* _Source data_:
***

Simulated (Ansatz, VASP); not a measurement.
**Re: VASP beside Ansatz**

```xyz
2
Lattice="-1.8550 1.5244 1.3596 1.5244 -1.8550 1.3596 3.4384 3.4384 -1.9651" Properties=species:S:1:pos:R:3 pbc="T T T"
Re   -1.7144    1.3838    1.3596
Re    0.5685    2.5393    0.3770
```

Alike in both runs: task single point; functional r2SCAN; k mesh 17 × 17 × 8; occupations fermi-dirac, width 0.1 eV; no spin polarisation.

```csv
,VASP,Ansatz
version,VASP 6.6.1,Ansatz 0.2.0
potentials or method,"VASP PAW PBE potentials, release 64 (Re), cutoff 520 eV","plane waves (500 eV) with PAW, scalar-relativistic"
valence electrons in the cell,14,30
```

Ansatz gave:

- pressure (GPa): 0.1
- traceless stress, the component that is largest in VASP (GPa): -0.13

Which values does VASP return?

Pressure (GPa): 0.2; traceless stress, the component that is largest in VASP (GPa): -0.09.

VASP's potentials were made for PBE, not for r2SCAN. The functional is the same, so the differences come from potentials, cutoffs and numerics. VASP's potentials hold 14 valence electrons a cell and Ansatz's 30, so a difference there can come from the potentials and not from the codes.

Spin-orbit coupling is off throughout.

***

* _Exercise_: Nothing but the complete listing, repeated exactly, belongs in the answer.

* _Task answer_:
Simulated (Ansatz, VASP); not a measurement.
**Re: VASP beside Ansatz**

```xyz
2
Lattice="-1.8550 1.5244 1.3596 1.5244 -1.8550 1.3596 3.4384 3.4384 -1.9651" Properties=species:S:1:pos:R:3 pbc="T T T"
Re   -1.7144    1.3838    1.3596
Re    0.5685    2.5393    0.3770
```

Alike in both runs: task single point; functional r2SCAN; k mesh 17 × 17 × 8; occupations fermi-dirac, width 0.1 eV; no spin polarisation.

```csv
,VASP,Ansatz
version,VASP 6.6.1,Ansatz 0.2.0
potentials or method,"VASP PAW PBE potentials, release 64 (Re), cutoff 520 eV","plane waves (500 eV) with PAW, scalar-relativistic"
valence electrons in the cell,14,30
```

Ansatz gave:

- pressure (GPa): 0.1
- traceless stress, the component that is largest in VASP (GPa): -0.13

Which values does VASP return?

Pressure (GPa): 0.2; traceless stress, the component that is largest in VASP (GPa): -0.09.

VASP's potentials were made for PBE, not for r2SCAN. The functional is the same, so the differences come from potentials, cutoffs and numerics. VASP's potentials hold 14 valence electrons a cell and Ansatz's 30, so a difference there can come from the potentials and not from the codes.

Spin-orbit coupling is off throughout.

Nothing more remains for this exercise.